GIVEN DATA Start Marker
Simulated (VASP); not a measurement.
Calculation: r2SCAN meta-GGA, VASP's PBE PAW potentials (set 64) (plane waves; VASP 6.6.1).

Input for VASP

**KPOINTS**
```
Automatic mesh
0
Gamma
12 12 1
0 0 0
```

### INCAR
GIVEN DATA End Marker

Each entry above needs to be output exactly.

> [TASK SOLUTION]:
Simulated (VASP); not a measurement.
Calculation: r2SCAN meta-GGA, VASP's PBE PAW potentials (set 64) (plane waves; VASP 6.6.1).

Input for VASP

**KPOINTS**
```
Automatic mesh
0
Gamma
12 12 1
0 0 0
```

### INCAR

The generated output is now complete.